Retype exactly the lines below, beginning with the first and ending with the line where "Ansatz 0.2.0; Kohn-Sham" appears.

# # # #
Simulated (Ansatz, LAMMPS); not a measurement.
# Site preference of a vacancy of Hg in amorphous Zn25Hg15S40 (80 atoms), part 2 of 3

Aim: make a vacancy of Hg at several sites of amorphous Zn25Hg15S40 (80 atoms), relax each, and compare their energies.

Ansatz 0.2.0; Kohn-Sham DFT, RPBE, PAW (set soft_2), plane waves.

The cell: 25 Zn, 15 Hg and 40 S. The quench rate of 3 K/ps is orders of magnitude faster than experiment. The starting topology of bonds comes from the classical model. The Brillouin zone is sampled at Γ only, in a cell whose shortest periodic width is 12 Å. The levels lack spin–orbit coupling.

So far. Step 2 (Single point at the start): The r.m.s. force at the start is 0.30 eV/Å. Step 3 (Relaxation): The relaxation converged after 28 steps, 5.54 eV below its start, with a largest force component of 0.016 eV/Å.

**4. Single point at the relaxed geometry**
# # # #

* _Response area_
Simulated (Ansatz, LAMMPS); not a measurement.
# Site preference of a vacancy of Hg in amorphous Zn25Hg15S40 (80 atoms), part 2 of 3

Aim: make a vacancy of Hg at several sites of amorphous Zn25Hg15S40 (80 atoms), relax each, and compare their energies.

Ansatz 0.2.0; Kohn-Sham DFT, RPBE, PAW (set soft_2), plane waves.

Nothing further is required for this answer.